**Given entries**
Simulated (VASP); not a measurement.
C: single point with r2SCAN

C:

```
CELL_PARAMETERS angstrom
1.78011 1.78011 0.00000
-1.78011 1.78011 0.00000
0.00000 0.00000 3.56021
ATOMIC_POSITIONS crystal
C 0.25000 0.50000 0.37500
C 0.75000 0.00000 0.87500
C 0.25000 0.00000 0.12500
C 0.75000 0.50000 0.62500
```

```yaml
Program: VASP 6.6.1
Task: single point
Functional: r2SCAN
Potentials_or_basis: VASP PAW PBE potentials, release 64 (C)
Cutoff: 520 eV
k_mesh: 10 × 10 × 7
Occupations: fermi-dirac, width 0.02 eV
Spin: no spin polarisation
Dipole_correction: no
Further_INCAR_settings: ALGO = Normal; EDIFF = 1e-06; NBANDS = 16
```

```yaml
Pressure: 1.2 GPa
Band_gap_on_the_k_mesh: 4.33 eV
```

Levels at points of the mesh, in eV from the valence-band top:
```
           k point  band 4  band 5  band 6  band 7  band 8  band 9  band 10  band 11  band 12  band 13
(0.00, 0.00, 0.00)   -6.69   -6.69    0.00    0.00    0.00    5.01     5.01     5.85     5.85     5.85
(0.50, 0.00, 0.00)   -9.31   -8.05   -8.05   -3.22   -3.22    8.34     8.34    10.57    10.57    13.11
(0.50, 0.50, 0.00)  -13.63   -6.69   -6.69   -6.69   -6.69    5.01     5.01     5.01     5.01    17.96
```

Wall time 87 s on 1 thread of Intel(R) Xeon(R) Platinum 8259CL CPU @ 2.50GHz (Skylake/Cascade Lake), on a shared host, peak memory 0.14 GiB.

**Assignment**
A complete, exact copy of the material above is the expected answer.

**Written answer**
Simulated (VASP); not a measurement.
C: single point with r2SCAN

C:

```
CELL_PARAMETERS angstrom
1.78011 1.78011 0.00000
-1.78011 1.78011 0.00000
0.00000 0.00000 3.56021
ATOMIC_POSITIONS crystal
C 0.25000 0.50000 0.37500
C 0.75000 0.00000 0.87500
C 0.25000 0.00000 0.12500
C 0.75000 0.50000 0.62500
```

```yaml
Program: VASP 6.6.1
Task: single point
Functional: r2SCAN
Potentials_or_basis: VASP PAW PBE potentials, release 64 (C)
Cutoff: 520 eV
k_mesh: 10 × 10 × 7
Occupations: fermi-dirac, width 0.02 eV
Spin: no spin polarisation
Dipole_correction: no
Further_INCAR_settings: ALGO = Normal; EDIFF = 1e-06; NBANDS = 16
```

```yaml
Pressure: 1.2 GPa
Band_gap_on_the_k_mesh: 4.33 eV
```

Levels at points of the mesh, in eV from the valence-band top:
```
           k point  band 4  band 5  band 6  band 7  band 8  band 9  band 10  band 11  band 12  band 13
(0.00, 0.00, 0.00)   -6.69   -6.69    0.00    0.00    0.00    5.01     5.01     5.85     5.85     5.85
(0.50, 0.00, 0.00)   -9.31   -8.05   -8.05   -3.22   -3.22    8.34     8.34    10.57    10.57    13.11
(0.50, 0.50, 0.00)  -13.63   -6.69   -6.69   -6.69   -6.69    5.01     5.01     5.01     5.01    17.96
```

Wall time 87 s on 1 thread of Intel(R) Xeon(R) Platinum 8259CL CPU @ 2.50GHz (Skylake/Cascade Lake), on a shared host, peak memory 0.14 GiB.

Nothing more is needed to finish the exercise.